**Records supplied:**
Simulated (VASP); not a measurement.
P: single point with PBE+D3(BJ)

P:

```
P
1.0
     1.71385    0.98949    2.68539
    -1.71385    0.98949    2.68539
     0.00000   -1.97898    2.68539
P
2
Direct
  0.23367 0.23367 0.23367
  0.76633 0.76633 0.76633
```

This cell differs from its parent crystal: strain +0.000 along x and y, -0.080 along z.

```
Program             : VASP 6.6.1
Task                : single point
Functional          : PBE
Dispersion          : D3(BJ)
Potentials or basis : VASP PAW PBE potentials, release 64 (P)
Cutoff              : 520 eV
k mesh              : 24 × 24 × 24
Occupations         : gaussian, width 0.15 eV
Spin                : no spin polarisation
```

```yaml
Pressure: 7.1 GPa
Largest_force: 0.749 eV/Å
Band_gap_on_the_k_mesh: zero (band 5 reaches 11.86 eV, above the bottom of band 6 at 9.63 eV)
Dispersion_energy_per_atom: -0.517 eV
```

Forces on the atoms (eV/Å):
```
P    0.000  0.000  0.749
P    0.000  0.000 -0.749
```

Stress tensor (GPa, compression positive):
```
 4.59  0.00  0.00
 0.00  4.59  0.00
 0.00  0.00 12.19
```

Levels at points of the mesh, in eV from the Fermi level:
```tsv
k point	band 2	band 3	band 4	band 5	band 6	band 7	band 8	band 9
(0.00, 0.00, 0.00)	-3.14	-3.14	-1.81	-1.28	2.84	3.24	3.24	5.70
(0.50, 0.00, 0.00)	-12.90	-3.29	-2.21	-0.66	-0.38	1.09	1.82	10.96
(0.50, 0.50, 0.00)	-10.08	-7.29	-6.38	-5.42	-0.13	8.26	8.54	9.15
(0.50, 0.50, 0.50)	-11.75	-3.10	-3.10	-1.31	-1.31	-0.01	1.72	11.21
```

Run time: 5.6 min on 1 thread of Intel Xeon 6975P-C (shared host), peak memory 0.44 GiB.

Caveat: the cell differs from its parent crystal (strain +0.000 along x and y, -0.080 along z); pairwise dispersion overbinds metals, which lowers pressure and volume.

**Task item:** Find the line with "Levels at points" in the entries above. Retype it and each line after it, exactly, through the line with "Run time: 5.6", and stop there.

**Expected answer:**
Levels at points of the mesh, in eV from the Fermi level:
```tsv
k point	band 2	band 3	band 4	band 5	band 6	band 7	band 8	band 9
(0.00, 0.00, 0.00)	-3.14	-3.14	-1.81	-1.28	2.84	3.24	3.24	5.70
(0.50, 0.00, 0.00)	-12.90	-3.29	-2.21	-0.66	-0.38	1.09	1.82	10.96
(0.50, 0.50, 0.00)	-10.08	-7.29	-6.38	-5.42	-0.13	8.26	8.54	9.15
(0.50, 0.50, 0.50)	-11.75	-3.10	-3.10	-1.31	-1.31	-0.01	1.72	11.21
```

Run time: 5.6 min on 1 thread of Intel Xeon 6975P-C (shared host), peak memory 0.44 GiB.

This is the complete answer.